## Work instruction
Starting at the line that contains "and averaged spectra**" in the listing below, write out every line word for word until you have written the line that contains "Which conformers does".

## Extracted entries
- - - -

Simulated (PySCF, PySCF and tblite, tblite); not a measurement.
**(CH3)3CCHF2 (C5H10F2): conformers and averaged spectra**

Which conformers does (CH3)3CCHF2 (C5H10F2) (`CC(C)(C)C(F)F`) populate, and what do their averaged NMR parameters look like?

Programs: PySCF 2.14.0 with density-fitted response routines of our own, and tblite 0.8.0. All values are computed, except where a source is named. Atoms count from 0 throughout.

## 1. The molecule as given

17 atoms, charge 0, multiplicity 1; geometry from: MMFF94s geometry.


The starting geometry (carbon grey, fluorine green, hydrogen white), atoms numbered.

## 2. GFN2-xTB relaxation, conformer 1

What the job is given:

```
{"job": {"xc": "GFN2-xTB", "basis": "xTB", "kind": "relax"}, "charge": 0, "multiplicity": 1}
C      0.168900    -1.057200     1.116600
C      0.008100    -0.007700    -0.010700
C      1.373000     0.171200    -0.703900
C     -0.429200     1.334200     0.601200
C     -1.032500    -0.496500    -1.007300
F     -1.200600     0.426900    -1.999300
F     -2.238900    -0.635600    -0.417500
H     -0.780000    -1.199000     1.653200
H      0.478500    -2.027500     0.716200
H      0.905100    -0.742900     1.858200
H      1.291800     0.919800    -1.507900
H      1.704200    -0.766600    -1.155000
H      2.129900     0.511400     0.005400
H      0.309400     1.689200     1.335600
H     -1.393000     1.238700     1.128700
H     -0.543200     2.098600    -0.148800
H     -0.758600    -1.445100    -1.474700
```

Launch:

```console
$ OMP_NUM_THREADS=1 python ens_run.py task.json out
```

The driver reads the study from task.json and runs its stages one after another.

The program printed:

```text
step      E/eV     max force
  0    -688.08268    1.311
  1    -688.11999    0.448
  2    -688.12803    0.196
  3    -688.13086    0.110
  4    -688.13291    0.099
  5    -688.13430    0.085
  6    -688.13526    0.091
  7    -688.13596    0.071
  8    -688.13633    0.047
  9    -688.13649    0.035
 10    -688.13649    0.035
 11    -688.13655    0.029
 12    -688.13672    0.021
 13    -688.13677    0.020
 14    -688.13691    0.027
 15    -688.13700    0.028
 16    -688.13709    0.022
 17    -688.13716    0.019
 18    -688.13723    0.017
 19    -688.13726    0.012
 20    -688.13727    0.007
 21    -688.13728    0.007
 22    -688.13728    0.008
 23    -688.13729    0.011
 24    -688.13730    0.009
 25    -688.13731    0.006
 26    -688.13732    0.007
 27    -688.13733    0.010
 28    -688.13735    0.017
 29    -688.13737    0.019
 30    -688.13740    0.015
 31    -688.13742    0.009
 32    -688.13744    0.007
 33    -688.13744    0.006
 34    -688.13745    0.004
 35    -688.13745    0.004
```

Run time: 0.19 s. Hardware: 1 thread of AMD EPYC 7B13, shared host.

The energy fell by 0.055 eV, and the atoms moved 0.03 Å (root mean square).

- - - -

## Your solution
**(CH3)3CCHF2 (C5H10F2): conformers and averaged spectra**

Which conformers does (CH3)3CCHF2 (C5H10F2) (`CC(C)(C)C(F)F`) populate, and what do their averaged NMR parameters look like?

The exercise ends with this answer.